- Extracted data -
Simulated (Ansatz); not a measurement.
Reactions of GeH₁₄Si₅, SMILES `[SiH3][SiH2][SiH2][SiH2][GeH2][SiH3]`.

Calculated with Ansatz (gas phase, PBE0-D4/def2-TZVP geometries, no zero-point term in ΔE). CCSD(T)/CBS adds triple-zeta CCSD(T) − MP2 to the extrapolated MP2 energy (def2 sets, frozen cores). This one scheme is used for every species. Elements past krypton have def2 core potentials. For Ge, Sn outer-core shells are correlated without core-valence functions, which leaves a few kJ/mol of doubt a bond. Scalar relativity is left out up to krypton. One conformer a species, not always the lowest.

- Work item -
Return the records exactly, character for character.

- Answer space -
Simulated (Ansatz); not a measurement.
Reactions of GeH₁₄Si₅, SMILES `[SiH3][SiH2][SiH2][SiH2][GeH2][SiH3]`.

Calculated with Ansatz (gas phase, PBE0-D4/def2-TZVP geometries, no zero-point term in ΔE). CCSD(T)/CBS adds triple-zeta CCSD(T) − MP2 to the extrapolated MP2 energy (def2 sets, frozen cores). This one scheme is used for every species. Elements past krypton have def2 core potentials. For Ge, Sn outer-core shells are correlated without core-valence functions, which leaves a few kJ/mol of doubt a bond. Scalar relativity is left out up to krypton. One conformer a species, not always the lowest.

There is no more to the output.